_Assignment:_ The lines from the start of the data through the line containing "Change from the" are to be reproduced exactly, both ends included.

═══

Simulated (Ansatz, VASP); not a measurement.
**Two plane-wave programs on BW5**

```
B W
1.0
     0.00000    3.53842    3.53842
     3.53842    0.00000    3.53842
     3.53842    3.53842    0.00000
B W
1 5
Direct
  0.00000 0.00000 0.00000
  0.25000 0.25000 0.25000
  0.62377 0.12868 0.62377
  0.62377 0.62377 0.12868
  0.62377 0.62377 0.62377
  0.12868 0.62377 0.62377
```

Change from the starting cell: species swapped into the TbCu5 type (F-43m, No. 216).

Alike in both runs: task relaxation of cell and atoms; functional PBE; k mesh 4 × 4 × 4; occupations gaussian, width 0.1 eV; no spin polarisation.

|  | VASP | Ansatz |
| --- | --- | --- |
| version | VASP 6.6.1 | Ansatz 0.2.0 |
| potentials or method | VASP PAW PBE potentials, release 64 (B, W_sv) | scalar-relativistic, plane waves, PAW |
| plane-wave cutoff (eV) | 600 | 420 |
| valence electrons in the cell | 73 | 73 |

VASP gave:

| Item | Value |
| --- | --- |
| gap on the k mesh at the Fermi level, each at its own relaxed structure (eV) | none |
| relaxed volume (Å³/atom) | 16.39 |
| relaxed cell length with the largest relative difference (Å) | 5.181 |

═══

_Written solution:_
Simulated (Ansatz, VASP); not a measurement.
**Two plane-wave programs on BW5**

```
B W
1.0
     0.00000    3.53842    3.53842
     3.53842    0.00000    3.53842
     3.53842    3.53842    0.00000
B W
1 5
Direct
  0.00000 0.00000 0.00000
  0.25000 0.25000 0.25000
  0.62377 0.12868 0.62377
  0.62377 0.62377 0.12868
  0.62377 0.62377 0.62377
  0.12868 0.62377 0.62377
```

Change from the starting cell: species swapped into the TbCu5 type (F-43m, No. 216).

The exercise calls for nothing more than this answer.